- [Recorded information]
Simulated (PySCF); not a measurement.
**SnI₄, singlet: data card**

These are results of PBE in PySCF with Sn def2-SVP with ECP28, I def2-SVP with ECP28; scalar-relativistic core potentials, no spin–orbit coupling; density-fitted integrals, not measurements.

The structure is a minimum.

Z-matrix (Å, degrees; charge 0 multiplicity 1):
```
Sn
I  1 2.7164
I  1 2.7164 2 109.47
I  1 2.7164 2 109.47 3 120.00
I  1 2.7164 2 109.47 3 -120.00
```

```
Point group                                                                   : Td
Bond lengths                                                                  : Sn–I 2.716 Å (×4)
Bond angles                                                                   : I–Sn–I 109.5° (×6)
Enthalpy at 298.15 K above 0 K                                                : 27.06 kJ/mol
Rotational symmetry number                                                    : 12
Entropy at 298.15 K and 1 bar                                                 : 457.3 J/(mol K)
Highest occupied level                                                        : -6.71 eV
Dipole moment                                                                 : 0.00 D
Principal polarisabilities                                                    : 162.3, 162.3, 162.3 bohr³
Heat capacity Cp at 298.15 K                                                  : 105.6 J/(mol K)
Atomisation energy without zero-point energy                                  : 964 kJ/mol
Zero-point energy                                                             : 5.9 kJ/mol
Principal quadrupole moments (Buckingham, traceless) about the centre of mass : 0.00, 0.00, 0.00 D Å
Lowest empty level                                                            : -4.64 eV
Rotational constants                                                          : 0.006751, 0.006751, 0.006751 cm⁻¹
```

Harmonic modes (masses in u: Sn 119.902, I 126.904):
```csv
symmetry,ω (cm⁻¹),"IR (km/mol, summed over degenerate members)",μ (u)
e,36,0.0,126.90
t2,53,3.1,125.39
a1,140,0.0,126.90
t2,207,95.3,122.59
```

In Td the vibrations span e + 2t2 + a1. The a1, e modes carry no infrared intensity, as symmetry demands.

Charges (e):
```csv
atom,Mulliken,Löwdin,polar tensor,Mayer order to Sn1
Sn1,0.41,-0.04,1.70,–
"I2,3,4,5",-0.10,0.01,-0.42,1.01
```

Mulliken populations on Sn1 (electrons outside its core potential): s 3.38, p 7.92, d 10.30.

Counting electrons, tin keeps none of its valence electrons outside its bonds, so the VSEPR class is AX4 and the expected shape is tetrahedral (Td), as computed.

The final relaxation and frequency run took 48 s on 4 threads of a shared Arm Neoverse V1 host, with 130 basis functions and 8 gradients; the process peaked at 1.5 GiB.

- [Work task]
The answer should be an exact copy of the lines from the first line of the data through the line with "The structure is a minimum." and should contain nothing else.

- [Expected answer]
Simulated (PySCF); not a measurement.
**SnI₄, singlet: data card**

These are results of PBE in PySCF with Sn def2-SVP with ECP28, I def2-SVP with ECP28; scalar-relativistic core potentials, no spin–orbit coupling; density-fitted integrals, not measurements.

The structure is a minimum.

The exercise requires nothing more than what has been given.